WORK ORDER
Using the entries below, write out the line with "Question: Fill in the values left out.", the line with "Caveats: the PAW", and every line in between, exactly as each is written.

MATERIAL SHOWN
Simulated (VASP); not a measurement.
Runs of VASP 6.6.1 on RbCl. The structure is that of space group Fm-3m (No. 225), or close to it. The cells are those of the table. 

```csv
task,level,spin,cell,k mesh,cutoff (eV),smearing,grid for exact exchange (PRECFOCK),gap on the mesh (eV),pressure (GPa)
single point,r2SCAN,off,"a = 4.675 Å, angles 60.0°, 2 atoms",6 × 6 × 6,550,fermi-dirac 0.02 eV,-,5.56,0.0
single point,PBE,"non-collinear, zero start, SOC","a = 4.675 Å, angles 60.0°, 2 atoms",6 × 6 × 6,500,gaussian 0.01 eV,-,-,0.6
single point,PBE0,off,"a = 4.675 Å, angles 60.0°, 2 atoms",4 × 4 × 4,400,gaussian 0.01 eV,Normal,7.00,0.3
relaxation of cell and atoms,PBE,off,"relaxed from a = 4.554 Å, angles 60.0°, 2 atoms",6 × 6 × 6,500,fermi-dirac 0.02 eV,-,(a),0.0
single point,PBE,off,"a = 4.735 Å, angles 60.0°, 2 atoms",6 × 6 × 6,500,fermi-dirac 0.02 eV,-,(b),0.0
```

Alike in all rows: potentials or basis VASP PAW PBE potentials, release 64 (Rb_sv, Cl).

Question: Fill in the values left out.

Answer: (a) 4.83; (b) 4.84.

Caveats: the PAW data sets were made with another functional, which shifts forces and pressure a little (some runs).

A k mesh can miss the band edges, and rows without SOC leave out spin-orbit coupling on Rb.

TASK ANSWER
Question: Fill in the values left out.

Answer: (a) 4.83; (b) 4.84.

Caveats: the PAW data sets were made with another functional, which shifts forces and pressure a little (some runs).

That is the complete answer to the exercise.